### STORED DATA
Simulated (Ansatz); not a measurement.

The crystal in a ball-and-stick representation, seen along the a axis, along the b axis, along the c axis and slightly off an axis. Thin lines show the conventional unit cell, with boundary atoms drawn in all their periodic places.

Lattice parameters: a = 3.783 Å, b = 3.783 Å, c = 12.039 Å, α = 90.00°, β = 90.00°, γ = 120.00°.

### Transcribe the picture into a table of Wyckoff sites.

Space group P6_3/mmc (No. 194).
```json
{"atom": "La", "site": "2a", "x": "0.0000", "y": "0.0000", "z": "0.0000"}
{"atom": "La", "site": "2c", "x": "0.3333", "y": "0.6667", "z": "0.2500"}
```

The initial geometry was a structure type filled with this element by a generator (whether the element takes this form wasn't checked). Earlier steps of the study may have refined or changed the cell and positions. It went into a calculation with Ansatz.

### BRIEF
Begin with the first line of the listing above and write out each line exactly, ending with the line that contains "Space group P6_3/mmc (No. 194).".

### EXERCISE SOLUTION
Simulated (Ansatz); not a measurement.

The crystal in a ball-and-stick representation, seen along the a axis, along the b axis, along the c axis and slightly off an axis. Thin lines show the conventional unit cell, with boundary atoms drawn in all their periodic places.

Lattice parameters: a = 3.783 Å, b = 3.783 Å, c = 12.039 Å, α = 90.00°, β = 90.00°, γ = 120.00°.

### Transcribe the picture into a table of Wyckoff sites.

Space group P6_3/mmc (No. 194).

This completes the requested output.